*Work order*: Beginning at the top of the data below, write out every line exactly until you reach the line with "Result: (0.000, -0.050): -13.6;", and include that line.

*Record extracts*:
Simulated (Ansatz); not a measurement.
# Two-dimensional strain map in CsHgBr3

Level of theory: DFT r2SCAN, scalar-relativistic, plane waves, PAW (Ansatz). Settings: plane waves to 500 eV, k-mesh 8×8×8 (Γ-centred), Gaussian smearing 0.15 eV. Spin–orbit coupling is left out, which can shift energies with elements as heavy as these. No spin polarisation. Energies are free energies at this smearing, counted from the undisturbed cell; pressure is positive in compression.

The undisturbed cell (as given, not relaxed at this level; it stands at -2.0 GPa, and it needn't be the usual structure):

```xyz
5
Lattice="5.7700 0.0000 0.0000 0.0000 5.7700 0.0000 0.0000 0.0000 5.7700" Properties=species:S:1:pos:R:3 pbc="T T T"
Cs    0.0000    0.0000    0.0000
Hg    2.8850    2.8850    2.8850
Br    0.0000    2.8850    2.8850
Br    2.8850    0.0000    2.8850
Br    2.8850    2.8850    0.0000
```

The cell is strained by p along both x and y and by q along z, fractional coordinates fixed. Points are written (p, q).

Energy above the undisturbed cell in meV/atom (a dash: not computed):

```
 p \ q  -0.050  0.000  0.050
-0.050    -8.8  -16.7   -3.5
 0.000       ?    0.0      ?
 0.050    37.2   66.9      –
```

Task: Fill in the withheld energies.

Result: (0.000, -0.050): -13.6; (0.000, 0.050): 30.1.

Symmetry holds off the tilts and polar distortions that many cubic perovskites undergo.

*Task result*:
Simulated (Ansatz); not a measurement.
# Two-dimensional strain map in CsHgBr3

Level of theory: DFT r2SCAN, scalar-relativistic, plane waves, PAW (Ansatz). Settings: plane waves to 500 eV, k-mesh 8×8×8 (Γ-centred), Gaussian smearing 0.15 eV. Spin–orbit coupling is left out, which can shift energies with elements as heavy as these. No spin polarisation. Energies are free energies at this smearing, counted from the undisturbed cell; pressure is positive in compression.

The undisturbed cell (as given, not relaxed at this level; it stands at -2.0 GPa, and it needn't be the usual structure):

```xyz
5
Lattice="5.7700 0.0000 0.0000 0.0000 5.7700 0.0000 0.0000 0.0000 5.7700" Properties=species:S:1:pos:R:3 pbc="T T T"
Cs    0.0000    0.0000    0.0000
Hg    2.8850    2.8850    2.8850
Br    0.0000    2.8850    2.8850
Br    2.8850    0.0000    2.8850
Br    2.8850    2.8850    0.0000
```

The cell is strained by p along both x and y and by q along z, fractional coordinates fixed. Points are written (p, q).

Energy above the undisturbed cell in meV/atom (a dash: not computed):

```
 p \ q  -0.050  0.000  0.050
-0.050    -8.8  -16.7   -3.5
 0.000       ?    0.0      ?
 0.050    37.2   66.9      –
```

Task: Fill in the withheld energies.

Result: (0.000, -0.050): -13.6; (0.000, 0.050): 30.1.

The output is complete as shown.